> Work request
Reproduce the listing in full. Keep every character unchanged.

─── Excerpted records

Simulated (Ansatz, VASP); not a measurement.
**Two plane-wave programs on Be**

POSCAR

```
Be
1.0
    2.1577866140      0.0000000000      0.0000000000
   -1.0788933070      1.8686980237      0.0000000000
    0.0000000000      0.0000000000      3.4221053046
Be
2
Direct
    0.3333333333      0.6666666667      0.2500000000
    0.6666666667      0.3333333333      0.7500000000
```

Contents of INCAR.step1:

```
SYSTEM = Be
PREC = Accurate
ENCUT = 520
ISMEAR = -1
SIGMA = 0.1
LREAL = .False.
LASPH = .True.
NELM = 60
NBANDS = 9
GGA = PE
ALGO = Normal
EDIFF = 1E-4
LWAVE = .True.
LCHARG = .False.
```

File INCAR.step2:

──────

> Solution
Simulated (Ansatz, VASP); not a measurement.
**Two plane-wave programs on Be**

POSCAR

```
Be
1.0
    2.1577866140      0.0000000000      0.0000000000
   -1.0788933070      1.8686980237      0.0000000000
    0.0000000000      0.0000000000      3.4221053046
Be
2
Direct
    0.3333333333      0.6666666667      0.2500000000
    0.6666666667      0.3333333333      0.7500000000
```

Contents of INCAR.step1:

```
SYSTEM = Be
PREC = Accurate
ENCUT = 520
ISMEAR = -1
SIGMA = 0.1
LREAL = .False.
LASPH = .True.
NELM = 60
NBANDS = 9
GGA = PE
ALGO = Normal
EDIFF = 1E-4
LWAVE = .True.
LCHARG = .False.
```

File INCAR.step2:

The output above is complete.